REQUIREMENT
Starting at the first line of the entries below, output every line exactly, up to and including the line with "none | none | - |".

SUPPLIED RECORDS
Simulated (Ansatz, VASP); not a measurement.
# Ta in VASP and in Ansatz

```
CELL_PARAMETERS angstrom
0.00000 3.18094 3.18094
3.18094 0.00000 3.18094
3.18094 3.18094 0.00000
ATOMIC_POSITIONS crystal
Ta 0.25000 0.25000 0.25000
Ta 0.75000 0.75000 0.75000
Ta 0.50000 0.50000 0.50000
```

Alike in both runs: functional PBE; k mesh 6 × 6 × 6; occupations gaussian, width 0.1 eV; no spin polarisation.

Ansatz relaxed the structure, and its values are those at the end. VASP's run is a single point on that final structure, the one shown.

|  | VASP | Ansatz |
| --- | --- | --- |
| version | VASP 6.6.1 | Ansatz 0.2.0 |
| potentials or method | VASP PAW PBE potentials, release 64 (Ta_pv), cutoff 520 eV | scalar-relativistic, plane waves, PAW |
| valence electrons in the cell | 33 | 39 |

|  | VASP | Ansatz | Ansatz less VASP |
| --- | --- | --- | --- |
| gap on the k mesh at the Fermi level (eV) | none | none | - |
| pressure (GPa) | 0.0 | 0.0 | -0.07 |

WRITTEN RESPONSE
Simulated (Ansatz, VASP); not a measurement.
# Ta in VASP and in Ansatz

```
CELL_PARAMETERS angstrom
0.00000 3.18094 3.18094
3.18094 0.00000 3.18094
3.18094 3.18094 0.00000
ATOMIC_POSITIONS crystal
Ta 0.25000 0.25000 0.25000
Ta 0.75000 0.75000 0.75000
Ta 0.50000 0.50000 0.50000
```

Alike in both runs: functional PBE; k mesh 6 × 6 × 6; occupations gaussian, width 0.1 eV; no spin polarisation.

Ansatz relaxed the structure, and its values are those at the end. VASP's run is a single point on that final structure, the one shown.

|  | VASP | Ansatz |
| --- | --- | --- |
| version | VASP 6.6.1 | Ansatz 0.2.0 |
| potentials or method | VASP PAW PBE potentials, release 64 (Ta_pv), cutoff 520 eV | scalar-relativistic, plane waves, PAW |
| valence electrons in the cell | 33 | 39 |

|  | VASP | Ansatz | Ansatz less VASP |
| --- | --- | --- | --- |
| gap on the k mesh at the Fermi level (eV) | none | none | - |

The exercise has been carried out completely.